• _Source data_:
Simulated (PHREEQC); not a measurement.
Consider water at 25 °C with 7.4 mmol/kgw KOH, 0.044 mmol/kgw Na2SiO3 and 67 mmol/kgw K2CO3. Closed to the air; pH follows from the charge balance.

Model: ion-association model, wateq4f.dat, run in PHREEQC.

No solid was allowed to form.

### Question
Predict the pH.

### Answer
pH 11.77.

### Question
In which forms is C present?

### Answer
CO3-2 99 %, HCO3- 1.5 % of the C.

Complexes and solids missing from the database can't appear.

• _Assignment_: Please copy, without any change, the lines of the material from the first through the one containing "CO3-2 99 %, HCO3- 1.5 % of the C.". Write nothing else.

• _Exercise output_:
Simulated (PHREEQC); not a measurement.
Consider water at 25 °C with 7.4 mmol/kgw KOH, 0.044 mmol/kgw Na2SiO3 and 67 mmol/kgw K2CO3. Closed to the air; pH follows from the charge balance.

Model: ion-association model, wateq4f.dat, run in PHREEQC.

No solid was allowed to form.

### Question
Predict the pH.

### Answer
pH 11.77.

### Question
In which forms is C present?

### Answer
CO3-2 99 %, HCO3- 1.5 % of the C.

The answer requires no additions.